### Required action
Write down, unchanged, the entries from the first line through the line holding "The starting structure**". Include no other line.

### Recorded information
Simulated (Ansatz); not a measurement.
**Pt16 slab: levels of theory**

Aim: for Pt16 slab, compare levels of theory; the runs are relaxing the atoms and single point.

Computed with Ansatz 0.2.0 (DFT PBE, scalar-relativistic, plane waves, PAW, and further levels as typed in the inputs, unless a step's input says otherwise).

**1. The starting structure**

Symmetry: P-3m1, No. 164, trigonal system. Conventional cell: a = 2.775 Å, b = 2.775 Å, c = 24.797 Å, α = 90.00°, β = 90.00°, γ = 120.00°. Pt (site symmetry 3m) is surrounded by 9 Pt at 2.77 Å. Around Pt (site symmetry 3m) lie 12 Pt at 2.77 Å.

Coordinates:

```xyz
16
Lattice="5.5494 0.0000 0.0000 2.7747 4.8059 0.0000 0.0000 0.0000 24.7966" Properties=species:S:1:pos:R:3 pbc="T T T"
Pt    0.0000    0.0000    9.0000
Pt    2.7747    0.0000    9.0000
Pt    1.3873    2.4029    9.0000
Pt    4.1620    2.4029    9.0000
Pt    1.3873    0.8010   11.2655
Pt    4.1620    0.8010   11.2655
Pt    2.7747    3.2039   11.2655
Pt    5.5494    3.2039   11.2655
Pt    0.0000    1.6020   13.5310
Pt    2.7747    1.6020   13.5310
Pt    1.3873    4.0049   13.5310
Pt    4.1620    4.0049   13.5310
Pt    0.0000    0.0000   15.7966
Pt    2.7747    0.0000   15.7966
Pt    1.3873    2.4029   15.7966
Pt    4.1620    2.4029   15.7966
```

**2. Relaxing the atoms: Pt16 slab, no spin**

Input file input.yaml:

### Response box
Simulated (Ansatz); not a measurement.
**Pt16 slab: levels of theory**

Aim: for Pt16 slab, compare levels of theory; the runs are relaxing the atoms and single point.

Computed with Ansatz 0.2.0 (DFT PBE, scalar-relativistic, plane waves, PAW, and further levels as typed in the inputs, unless a step's input says otherwise).

**1. The starting structure**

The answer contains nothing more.